**RECORDS SUPPLIED**.
--

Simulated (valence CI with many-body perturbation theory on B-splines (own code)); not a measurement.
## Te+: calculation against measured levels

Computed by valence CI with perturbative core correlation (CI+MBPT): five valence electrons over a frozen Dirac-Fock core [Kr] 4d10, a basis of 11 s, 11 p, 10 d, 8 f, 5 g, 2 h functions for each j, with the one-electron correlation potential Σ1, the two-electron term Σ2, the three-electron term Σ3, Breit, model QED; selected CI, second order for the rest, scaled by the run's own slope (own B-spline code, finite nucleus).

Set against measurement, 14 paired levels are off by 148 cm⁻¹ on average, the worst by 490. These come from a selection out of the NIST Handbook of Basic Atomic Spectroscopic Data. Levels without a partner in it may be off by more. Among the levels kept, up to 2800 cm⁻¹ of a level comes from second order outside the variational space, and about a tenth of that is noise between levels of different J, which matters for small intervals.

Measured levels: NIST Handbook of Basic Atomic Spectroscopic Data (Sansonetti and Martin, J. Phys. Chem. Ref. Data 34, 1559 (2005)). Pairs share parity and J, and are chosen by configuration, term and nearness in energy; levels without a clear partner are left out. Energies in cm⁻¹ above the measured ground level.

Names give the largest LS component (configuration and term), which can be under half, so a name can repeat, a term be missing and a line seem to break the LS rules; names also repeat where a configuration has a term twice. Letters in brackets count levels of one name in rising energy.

--

**ACTIVITY**. In the listing above, find the line containing "Computed by valence" and the line containing "Measured levels: NIST". Output them and every line between, exactly, and nothing else.

**SOLUTION**.
Computed by valence CI with perturbative core correlation (CI+MBPT): five valence electrons over a frozen Dirac-Fock core [Kr] 4d10, a basis of 11 s, 11 p, 10 d, 8 f, 5 g, 2 h functions for each j, with the one-electron correlation potential Σ1, the two-electron term Σ2, the three-electron term Σ3, Breit, model QED; selected CI, second order for the rest, scaled by the run's own slope (own B-spline code, finite nucleus).

Set against measurement, 14 paired levels are off by 148 cm⁻¹ on average, the worst by 490. These come from a selection out of the NIST Handbook of Basic Atomic Spectroscopic Data. Levels without a partner in it may be off by more. Among the levels kept, up to 2800 cm⁻¹ of a level comes from second order outside the variational space, and about a tenth of that is noise between levels of different J, which matters for small intervals.

Measured levels: NIST Handbook of Basic Atomic Spectroscopic Data (Sansonetti and Martin, J. Phys. Chem. Ref. Data 34, 1559 (2005)). Pairs share parity and J, and are chosen by configuration, term and nearness in energy; levels without a clear partner are left out. Energies in cm⁻¹ above the measured ground level.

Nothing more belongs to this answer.